The data must be copied over exactly and in full.

━━ INFORMATION SHOWN ━━

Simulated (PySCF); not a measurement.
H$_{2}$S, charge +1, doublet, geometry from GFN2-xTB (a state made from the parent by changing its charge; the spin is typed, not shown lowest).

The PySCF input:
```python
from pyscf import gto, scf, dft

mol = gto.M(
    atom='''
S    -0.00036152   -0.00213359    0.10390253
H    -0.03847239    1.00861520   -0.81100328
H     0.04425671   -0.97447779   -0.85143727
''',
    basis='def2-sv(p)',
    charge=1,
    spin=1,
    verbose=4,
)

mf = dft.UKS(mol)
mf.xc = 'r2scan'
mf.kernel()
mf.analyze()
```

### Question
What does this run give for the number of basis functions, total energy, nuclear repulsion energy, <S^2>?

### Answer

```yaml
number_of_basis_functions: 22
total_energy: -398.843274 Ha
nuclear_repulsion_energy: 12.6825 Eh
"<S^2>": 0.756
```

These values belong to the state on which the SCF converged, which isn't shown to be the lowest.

━━━

* **EXERCISE RESULT**:
Simulated (PySCF); not a measurement.
H$_{2}$S, charge +1, doublet, geometry from GFN2-xTB (a state made from the parent by changing its charge; the spin is typed, not shown lowest).

The PySCF input:
```python
from pyscf import gto, scf, dft

mol = gto.M(
    atom='''
S    -0.00036152   -0.00213359    0.10390253
H    -0.03847239    1.00861520   -0.81100328
H     0.04425671   -0.97447779   -0.85143727
''',
    basis='def2-sv(p)',
    charge=1,
    spin=1,
    verbose=4,
)

mf = dft.UKS(mol)
mf.xc = 'r2scan'
mf.kernel()
mf.analyze()
```

### Question
What does this run give for the number of basis functions, total energy, nuclear repulsion energy, <S^2>?

### Answer

```yaml
number_of_basis_functions: 22
total_energy: -398.843274 Ha
nuclear_repulsion_energy: 12.6825 Eh
"<S^2>": 0.756
```

These values belong to the state on which the SCF converged, which isn't shown to be the lowest.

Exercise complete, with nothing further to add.